_Work instruction_: From the first line to the last, output the entries exactly.

_Source information_:
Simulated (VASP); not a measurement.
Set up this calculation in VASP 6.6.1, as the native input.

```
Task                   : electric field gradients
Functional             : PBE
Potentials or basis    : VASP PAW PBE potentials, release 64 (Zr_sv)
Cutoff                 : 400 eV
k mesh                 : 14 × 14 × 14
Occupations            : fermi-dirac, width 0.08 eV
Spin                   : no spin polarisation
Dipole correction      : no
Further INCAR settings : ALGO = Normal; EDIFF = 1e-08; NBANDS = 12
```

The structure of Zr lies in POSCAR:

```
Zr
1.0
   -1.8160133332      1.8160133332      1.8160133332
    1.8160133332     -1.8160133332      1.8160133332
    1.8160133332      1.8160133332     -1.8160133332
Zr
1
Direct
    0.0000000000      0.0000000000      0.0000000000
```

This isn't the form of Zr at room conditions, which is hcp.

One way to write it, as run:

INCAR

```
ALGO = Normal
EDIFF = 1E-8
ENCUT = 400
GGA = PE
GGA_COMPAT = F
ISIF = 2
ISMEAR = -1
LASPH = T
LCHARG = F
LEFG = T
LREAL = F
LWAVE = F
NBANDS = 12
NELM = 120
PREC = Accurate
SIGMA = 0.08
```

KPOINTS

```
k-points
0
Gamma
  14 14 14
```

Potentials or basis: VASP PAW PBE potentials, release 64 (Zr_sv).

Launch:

_Response box_:
Simulated (VASP); not a measurement.
Set up this calculation in VASP 6.6.1, as the native input.

```
Task                   : electric field gradients
Functional             : PBE
Potentials or basis    : VASP PAW PBE potentials, release 64 (Zr_sv)
Cutoff                 : 400 eV
k mesh                 : 14 × 14 × 14
Occupations            : fermi-dirac, width 0.08 eV
Spin                   : no spin polarisation
Dipole correction      : no
Further INCAR settings : ALGO = Normal; EDIFF = 1e-08; NBANDS = 12
```

The structure of Zr lies in POSCAR:

```
Zr
1.0
   -1.8160133332      1.8160133332      1.8160133332
    1.8160133332     -1.8160133332      1.8160133332
    1.8160133332      1.8160133332     -1.8160133332
Zr
1
Direct
    0.0000000000      0.0000000000      0.0000000000
```

This isn't the form of Zr at room conditions, which is hcp.

One way to write it, as run:

INCAR

```
ALGO = Normal
EDIFF = 1E-8
ENCUT = 400
GGA = PE
GGA_COMPAT = F
ISIF = 2
ISMEAR = -1
LASPH = T
LCHARG = F
LEFG = T
LREAL = F
LWAVE = F
NBANDS = 12
NELM = 120
PREC = Accurate
SIGMA = 0.08
```

KPOINTS

```
k-points
0
Gamma
  14 14 14
```

Potentials or basis: VASP PAW PBE potentials, release 64 (Zr_sv).

Launch:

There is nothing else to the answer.